▸ Action item
Give back exactly the lines from the start of the listing to the line containing "VASP 6.6.1 |", inclusive, and nothing beyond them.

============
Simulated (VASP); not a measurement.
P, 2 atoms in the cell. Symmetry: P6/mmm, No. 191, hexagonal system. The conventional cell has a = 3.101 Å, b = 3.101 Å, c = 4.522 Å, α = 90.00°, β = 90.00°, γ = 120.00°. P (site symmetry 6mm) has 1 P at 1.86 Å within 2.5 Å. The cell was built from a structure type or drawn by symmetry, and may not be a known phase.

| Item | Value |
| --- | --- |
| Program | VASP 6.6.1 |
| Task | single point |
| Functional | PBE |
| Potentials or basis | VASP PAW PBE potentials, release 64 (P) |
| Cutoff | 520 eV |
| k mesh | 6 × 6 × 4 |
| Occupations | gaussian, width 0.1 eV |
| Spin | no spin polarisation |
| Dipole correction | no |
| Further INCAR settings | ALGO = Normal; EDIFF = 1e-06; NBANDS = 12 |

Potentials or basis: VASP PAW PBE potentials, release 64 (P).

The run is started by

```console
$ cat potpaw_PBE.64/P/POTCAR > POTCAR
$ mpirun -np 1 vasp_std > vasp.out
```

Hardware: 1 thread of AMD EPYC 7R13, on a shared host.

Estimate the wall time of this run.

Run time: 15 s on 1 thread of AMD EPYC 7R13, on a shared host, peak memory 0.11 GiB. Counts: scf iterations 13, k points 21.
============

▸ Written solution
Simulated (VASP); not a measurement.
P, 2 atoms in the cell. Symmetry: P6/mmm, No. 191, hexagonal system. The conventional cell has a = 3.101 Å, b = 3.101 Å, c = 4.522 Å, α = 90.00°, β = 90.00°, γ = 120.00°. P (site symmetry 6mm) has 1 P at 1.86 Å within 2.5 Å. The cell was built from a structure type or drawn by symmetry, and may not be a known phase.

| Item | Value |
| --- | --- |
| Program | VASP 6.6.1 |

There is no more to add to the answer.